### ASSIGNED TASK
After finding the line with "## From a computed spectrum to the compound" in the data below, set down exactly each line through the one with "Ideal gas at", inclusive, and stop there.

### PROVIDED DATA
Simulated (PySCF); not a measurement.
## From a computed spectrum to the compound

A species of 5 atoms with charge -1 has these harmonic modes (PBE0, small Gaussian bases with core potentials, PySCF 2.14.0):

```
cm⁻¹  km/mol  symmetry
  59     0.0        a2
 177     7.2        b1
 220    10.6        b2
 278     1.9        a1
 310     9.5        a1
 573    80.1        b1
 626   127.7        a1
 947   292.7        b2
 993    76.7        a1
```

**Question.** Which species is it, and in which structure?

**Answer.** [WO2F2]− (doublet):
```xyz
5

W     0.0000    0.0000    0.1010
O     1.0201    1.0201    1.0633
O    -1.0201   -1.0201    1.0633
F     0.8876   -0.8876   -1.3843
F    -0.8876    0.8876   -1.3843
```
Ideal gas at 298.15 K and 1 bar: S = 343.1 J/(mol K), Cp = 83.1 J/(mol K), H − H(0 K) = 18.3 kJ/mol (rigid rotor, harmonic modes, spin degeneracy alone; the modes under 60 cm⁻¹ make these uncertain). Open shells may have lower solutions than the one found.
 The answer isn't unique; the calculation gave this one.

### RESPONSE AREA
## From a computed spectrum to the compound

A species of 5 atoms with charge -1 has these harmonic modes (PBE0, small Gaussian bases with core potentials, PySCF 2.14.0):

```
cm⁻¹  km/mol  symmetry
  59     0.0        a2
 177     7.2        b1
 220    10.6        b2
 278     1.9        a1
 310     9.5        a1
 573    80.1        b1
 626   127.7        a1
 947   292.7        b2
 993    76.7        a1
```

**Question.** Which species is it, and in which structure?

**Answer.** [WO2F2]− (doublet):
```xyz
5

W     0.0000    0.0000    0.1010
O     1.0201    1.0201    1.0633
O    -1.0201   -1.0201    1.0633
F     0.8876   -0.8876   -1.3843
F    -0.8876    0.8876   -1.3843
```
Ideal gas at 298.15 K and 1 bar: S = 343.1 J/(mol K), Cp = 83.1 J/(mol K), H − H(0 K) = 18.3 kJ/mol (rigid rotor, harmonic modes, spin degeneracy alone; the modes under 60 cm⁻¹ make these uncertain). Open shells may have lower solutions than the one found.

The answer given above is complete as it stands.